For this exercise, reproduce the entries below exactly, but only from the line containing "Stress tensor (GPa, compression" through the line containing "Wall time 2.4", both included.

(Record excerpts Opens)
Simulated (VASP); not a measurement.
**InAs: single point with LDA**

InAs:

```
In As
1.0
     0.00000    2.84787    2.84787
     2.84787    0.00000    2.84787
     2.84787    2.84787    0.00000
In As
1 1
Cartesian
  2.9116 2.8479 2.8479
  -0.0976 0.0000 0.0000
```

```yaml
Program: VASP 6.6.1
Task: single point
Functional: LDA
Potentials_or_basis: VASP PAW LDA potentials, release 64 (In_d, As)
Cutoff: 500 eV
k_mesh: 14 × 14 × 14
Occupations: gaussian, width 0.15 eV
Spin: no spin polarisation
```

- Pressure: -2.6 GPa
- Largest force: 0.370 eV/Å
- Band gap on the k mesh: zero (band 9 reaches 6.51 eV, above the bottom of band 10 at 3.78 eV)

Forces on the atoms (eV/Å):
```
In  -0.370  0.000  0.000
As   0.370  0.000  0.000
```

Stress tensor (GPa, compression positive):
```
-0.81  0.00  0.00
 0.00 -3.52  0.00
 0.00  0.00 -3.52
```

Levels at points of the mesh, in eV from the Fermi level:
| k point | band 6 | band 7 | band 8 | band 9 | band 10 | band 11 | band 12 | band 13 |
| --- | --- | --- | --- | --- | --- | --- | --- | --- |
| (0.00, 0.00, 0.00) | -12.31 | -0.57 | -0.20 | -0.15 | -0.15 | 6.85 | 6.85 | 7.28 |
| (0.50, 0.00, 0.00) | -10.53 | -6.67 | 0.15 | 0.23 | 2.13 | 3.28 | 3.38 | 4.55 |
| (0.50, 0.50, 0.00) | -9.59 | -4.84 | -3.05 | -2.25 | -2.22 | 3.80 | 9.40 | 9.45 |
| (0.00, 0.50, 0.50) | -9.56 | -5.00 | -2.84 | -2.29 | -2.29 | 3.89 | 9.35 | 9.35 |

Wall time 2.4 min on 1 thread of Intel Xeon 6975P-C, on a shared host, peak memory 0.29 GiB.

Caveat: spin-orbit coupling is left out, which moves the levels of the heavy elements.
(Record excerpts Closes)

[Reply]:
Stress tensor (GPa, compression positive):
```
-0.81  0.00  0.00
 0.00 -3.52  0.00
 0.00  0.00 -3.52
```

Levels at points of the mesh, in eV from the Fermi level:
| k point | band 6 | band 7 | band 8 | band 9 | band 10 | band 11 | band 12 | band 13 |
| --- | --- | --- | --- | --- | --- | --- | --- | --- |
| (0.00, 0.00, 0.00) | -12.31 | -0.57 | -0.20 | -0.15 | -0.15 | 6.85 | 6.85 | 7.28 |
| (0.50, 0.00, 0.00) | -10.53 | -6.67 | 0.15 | 0.23 | 2.13 | 3.28 | 3.38 | 4.55 |
| (0.50, 0.50, 0.00) | -9.59 | -4.84 | -3.05 | -2.25 | -2.22 | 3.80 | 9.40 | 9.45 |
| (0.00, 0.50, 0.50) | -9.56 | -5.00 | -2.84 | -2.29 | -2.29 | 3.89 | 9.35 | 9.35 |

Wall time 2.4 min on 1 thread of Intel Xeon 6975P-C, on a shared host, peak memory 0.29 GiB.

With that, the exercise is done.